Work task
Repeat every line of the following material exactly.

============================================================
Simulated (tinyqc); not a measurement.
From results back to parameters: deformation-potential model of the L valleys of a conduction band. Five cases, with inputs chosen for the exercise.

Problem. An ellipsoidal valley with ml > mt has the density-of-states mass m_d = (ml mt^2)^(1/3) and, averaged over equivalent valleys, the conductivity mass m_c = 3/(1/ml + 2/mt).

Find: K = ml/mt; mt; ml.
============================================================

Task answer
Simulated (tinyqc); not a measurement.
From results back to parameters: deformation-potential model of the L valleys of a conduction band. Five cases, with inputs chosen for the exercise.

Problem. An ellipsoidal valley with ml > mt has the density-of-states mass m_d = (ml mt^2)^(1/3) and, averaged over equivalent valleys, the conductivity mass m_c = 3/(1/ml + 2/mt).

Find: K = ml/mt; mt; ml.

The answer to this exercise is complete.